#### WORK ORDER:
Would you restate all the entries exactly, leaving nothing out?

#### SUPPLIED INFORMATION:
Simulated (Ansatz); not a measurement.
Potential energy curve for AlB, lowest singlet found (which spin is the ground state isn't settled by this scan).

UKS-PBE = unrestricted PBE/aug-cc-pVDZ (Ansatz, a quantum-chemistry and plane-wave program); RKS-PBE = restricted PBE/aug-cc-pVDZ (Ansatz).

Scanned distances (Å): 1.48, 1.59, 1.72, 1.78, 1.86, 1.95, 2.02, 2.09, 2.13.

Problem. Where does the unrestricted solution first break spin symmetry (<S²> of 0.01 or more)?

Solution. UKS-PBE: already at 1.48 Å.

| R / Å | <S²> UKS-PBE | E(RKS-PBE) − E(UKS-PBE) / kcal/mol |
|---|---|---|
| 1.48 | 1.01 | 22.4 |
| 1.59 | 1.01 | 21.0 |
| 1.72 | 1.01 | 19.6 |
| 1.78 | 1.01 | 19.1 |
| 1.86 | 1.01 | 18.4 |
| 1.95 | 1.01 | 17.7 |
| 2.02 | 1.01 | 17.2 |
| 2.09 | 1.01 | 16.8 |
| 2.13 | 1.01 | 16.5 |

#### WRITTEN ANSWER:
Simulated (Ansatz); not a measurement.
Potential energy curve for AlB, lowest singlet found (which spin is the ground state isn't settled by this scan).

UKS-PBE = unrestricted PBE/aug-cc-pVDZ (Ansatz, a quantum-chemistry and plane-wave program); RKS-PBE = restricted PBE/aug-cc-pVDZ (Ansatz).

Scanned distances (Å): 1.48, 1.59, 1.72, 1.78, 1.86, 1.95, 2.02, 2.09, 2.13.

Problem. Where does the unrestricted solution first break spin symmetry (<S²> of 0.01 or more)?

Solution. UKS-PBE: already at 1.48 Å.

| R / Å | <S²> UKS-PBE | E(RKS-PBE) − E(UKS-PBE) / kcal/mol |
|---|---|---|
| 1.48 | 1.01 | 22.4 |
| 1.59 | 1.01 | 21.0 |
| 1.72 | 1.01 | 19.6 |
| 1.78 | 1.01 | 19.1 |
| 1.86 | 1.01 | 18.4 |
| 1.95 | 1.01 | 17.7 |
| 2.02 | 1.01 | 17.2 |
| 2.09 | 1.01 | 16.8 |
| 2.13 | 1.01 | 16.5 |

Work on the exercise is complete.